▸ **REQUIREMENT**: Return every line below exactly, without dropping any.

[INFORMATION GIVEN]

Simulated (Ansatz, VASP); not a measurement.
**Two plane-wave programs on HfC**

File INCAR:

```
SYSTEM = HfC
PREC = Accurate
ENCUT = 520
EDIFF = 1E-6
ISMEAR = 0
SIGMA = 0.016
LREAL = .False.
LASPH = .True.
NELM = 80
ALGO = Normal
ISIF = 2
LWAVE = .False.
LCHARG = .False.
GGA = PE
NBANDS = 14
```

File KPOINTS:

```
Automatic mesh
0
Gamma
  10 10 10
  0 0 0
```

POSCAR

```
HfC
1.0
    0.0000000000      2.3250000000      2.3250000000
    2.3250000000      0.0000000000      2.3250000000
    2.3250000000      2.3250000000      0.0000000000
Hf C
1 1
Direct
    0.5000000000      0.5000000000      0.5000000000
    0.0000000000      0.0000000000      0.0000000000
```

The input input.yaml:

[/INFORMATION GIVEN]

▸ **EXPECTED ANSWER**:
Simulated (Ansatz, VASP); not a measurement.
**Two plane-wave programs on HfC**

File INCAR:

```
SYSTEM = HfC
PREC = Accurate
ENCUT = 520
EDIFF = 1E-6
ISMEAR = 0
SIGMA = 0.016
LREAL = .False.
LASPH = .True.
NELM = 80
ALGO = Normal
ISIF = 2
LWAVE = .False.
LCHARG = .False.
GGA = PE
NBANDS = 14
```

File KPOINTS:

```
Automatic mesh
0
Gamma
  10 10 10
  0 0 0
```

POSCAR

```
HfC
1.0
    0.0000000000      2.3250000000      2.3250000000
    2.3250000000      0.0000000000      2.3250000000
    2.3250000000      2.3250000000      0.0000000000
Hf C
1 1
Direct
    0.5000000000      0.5000000000      0.5000000000
    0.0000000000      0.0000000000      0.0000000000
```

The input input.yaml:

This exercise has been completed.